# DATA EXTRACT
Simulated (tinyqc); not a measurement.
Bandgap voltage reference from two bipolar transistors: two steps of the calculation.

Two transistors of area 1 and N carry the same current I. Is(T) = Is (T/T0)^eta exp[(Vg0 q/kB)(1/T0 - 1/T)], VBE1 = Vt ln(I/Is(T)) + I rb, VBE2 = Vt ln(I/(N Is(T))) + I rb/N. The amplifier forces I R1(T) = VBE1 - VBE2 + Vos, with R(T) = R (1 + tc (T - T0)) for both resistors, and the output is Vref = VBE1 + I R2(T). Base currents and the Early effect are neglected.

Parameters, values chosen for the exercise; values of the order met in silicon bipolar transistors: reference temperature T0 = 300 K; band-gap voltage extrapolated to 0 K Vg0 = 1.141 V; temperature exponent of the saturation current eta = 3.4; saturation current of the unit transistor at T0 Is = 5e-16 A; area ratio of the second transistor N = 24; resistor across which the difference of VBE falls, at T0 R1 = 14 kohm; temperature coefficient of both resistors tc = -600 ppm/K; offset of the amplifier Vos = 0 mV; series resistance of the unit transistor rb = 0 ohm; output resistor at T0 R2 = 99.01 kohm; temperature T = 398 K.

# ASSIGNMENT
All of the data above should be transcribed exactly.

# TASK SOLUTION
Simulated (tinyqc); not a measurement.
Bandgap voltage reference from two bipolar transistors: two steps of the calculation.

Two transistors of area 1 and N carry the same current I. Is(T) = Is (T/T0)^eta exp[(Vg0 q/kB)(1/T0 - 1/T)], VBE1 = Vt ln(I/Is(T)) + I rb, VBE2 = Vt ln(I/(N Is(T))) + I rb/N. The amplifier forces I R1(T) = VBE1 - VBE2 + Vos, with R(T) = R (1 + tc (T - T0)) for both resistors, and the output is Vref = VBE1 + I R2(T). Base currents and the Early effect are neglected.

Parameters, values chosen for the exercise; values of the order met in silicon bipolar transistors: reference temperature T0 = 300 K; band-gap voltage extrapolated to 0 K Vg0 = 1.141 V; temperature exponent of the saturation current eta = 3.4; saturation current of the unit transistor at T0 Is = 5e-16 A; area ratio of the second transistor N = 24; resistor across which the difference of VBE falls, at T0 R1 = 14 kohm; temperature coefficient of both resistors tc = -600 ppm/K; offset of the amplifier Vos = 0 mV; series resistance of the unit transistor rb = 0 ohm; output resistor at T0 R2 = 99.01 kohm; temperature T = 398 K.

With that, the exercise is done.